§ **WORK REQUEST**
Below is a listing from which only part is wanted; return exactly the lines from the one with "All values below" up to and including the one with "Total energies compare".

§ **SUPPLIED ENTRIES**
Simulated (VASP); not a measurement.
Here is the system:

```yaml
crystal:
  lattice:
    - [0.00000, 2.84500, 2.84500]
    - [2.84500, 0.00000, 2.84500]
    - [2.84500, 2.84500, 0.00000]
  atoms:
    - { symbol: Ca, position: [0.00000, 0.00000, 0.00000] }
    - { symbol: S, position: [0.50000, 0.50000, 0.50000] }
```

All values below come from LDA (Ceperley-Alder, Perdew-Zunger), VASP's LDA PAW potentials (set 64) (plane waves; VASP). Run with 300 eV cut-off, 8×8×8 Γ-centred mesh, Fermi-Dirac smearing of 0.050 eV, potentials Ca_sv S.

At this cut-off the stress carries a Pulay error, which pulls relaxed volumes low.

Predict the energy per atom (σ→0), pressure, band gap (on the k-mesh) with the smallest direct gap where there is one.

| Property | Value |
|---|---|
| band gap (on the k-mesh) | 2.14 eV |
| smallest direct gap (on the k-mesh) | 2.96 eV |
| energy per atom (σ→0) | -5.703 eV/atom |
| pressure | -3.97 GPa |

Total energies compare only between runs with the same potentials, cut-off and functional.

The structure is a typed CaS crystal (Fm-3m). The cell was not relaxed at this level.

§ **EXERCISE RESPONSE**
All values below come from LDA (Ceperley-Alder, Perdew-Zunger), VASP's LDA PAW potentials (set 64) (plane waves; VASP). Run with 300 eV cut-off, 8×8×8 Γ-centred mesh, Fermi-Dirac smearing of 0.050 eV, potentials Ca_sv S.

At this cut-off the stress carries a Pulay error, which pulls relaxed volumes low.

Predict the energy per atom (σ→0), pressure, band gap (on the k-mesh) with the smallest direct gap where there is one.

| Property | Value |
|---|---|
| band gap (on the k-mesh) | 2.14 eV |
| smallest direct gap (on the k-mesh) | 2.96 eV |
| energy per atom (σ→0) | -5.703 eV/atom |
| pressure | -3.97 GPa |

Total energies compare only between runs with the same potentials, cut-off and functional.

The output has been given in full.